TASK ITEM: Would you write out all the records again, exactly?

ENTRIES PROVIDED:
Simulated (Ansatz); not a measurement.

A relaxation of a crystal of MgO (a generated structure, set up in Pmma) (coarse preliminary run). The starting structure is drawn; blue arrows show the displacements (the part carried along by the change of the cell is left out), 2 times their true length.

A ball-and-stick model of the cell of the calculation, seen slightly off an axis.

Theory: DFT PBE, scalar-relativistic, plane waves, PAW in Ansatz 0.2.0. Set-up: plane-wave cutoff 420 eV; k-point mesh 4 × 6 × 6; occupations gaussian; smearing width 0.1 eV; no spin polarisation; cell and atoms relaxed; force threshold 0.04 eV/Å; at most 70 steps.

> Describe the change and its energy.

EXERCISE RESULT:
Simulated (Ansatz); not a measurement.

A relaxation of a crystal of MgO (a generated structure, set up in Pmma) (coarse preliminary run). The starting structure is drawn; blue arrows show the displacements (the part carried along by the change of the cell is left out), 2 times their true length.

A ball-and-stick model of the cell of the calculation, seen slightly off an axis.

Theory: DFT PBE, scalar-relativistic, plane waves, PAW in Ansatz 0.2.0. Set-up: plane-wave cutoff 420 eV; k-point mesh 4 × 6 × 6; occupations gaussian; smearing width 0.1 eV; no spin polarisation; cell and atoms relaxed; force threshold 0.04 eV/Å; at most 70 steps.

> Describe the change and its energy.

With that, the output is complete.